EXERCISE:
Repeat each line of the data exactly as written.

SOURCE MATERIAL:
######

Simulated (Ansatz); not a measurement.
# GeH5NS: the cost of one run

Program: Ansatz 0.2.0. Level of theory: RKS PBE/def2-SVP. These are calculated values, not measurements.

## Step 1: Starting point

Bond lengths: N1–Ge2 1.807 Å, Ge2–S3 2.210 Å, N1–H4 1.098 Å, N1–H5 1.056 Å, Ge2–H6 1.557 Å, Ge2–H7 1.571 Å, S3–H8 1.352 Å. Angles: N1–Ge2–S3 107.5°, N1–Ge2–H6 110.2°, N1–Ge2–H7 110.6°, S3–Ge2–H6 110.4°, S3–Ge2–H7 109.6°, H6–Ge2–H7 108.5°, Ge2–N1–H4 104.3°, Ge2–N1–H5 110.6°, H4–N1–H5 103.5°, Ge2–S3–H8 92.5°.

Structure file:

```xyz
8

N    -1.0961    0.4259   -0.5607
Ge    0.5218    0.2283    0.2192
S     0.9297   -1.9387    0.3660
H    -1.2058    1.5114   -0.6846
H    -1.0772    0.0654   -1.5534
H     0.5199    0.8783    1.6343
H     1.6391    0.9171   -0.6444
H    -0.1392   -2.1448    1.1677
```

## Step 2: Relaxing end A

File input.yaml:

######

SOLUTION:
Simulated (Ansatz); not a measurement.
# GeH5NS: the cost of one run

Program: Ansatz 0.2.0. Level of theory: RKS PBE/def2-SVP. These are calculated values, not measurements.

## Step 1: Starting point

Bond lengths: N1–Ge2 1.807 Å, Ge2–S3 2.210 Å, N1–H4 1.098 Å, N1–H5 1.056 Å, Ge2–H6 1.557 Å, Ge2–H7 1.571 Å, S3–H8 1.352 Å. Angles: N1–Ge2–S3 107.5°, N1–Ge2–H6 110.2°, N1–Ge2–H7 110.6°, S3–Ge2–H6 110.4°, S3–Ge2–H7 109.6°, H6–Ge2–H7 108.5°, Ge2–N1–H4 104.3°, Ge2–N1–H5 110.6°, H4–N1–H5 103.5°, Ge2–S3–H8 92.5°.

Structure file:

```xyz
8

N    -1.0961    0.4259   -0.5607
Ge    0.5218    0.2283    0.2192
S     0.9297   -1.9387    0.3660
H    -1.2058    1.5114   -0.6846
H    -1.0772    0.0654   -1.5534
H     0.5199    0.8783    1.6343
H     1.6391    0.9171   -0.6444
H    -0.1392   -2.1448    1.1677
```

## Step 2: Relaxing end A

File input.yaml:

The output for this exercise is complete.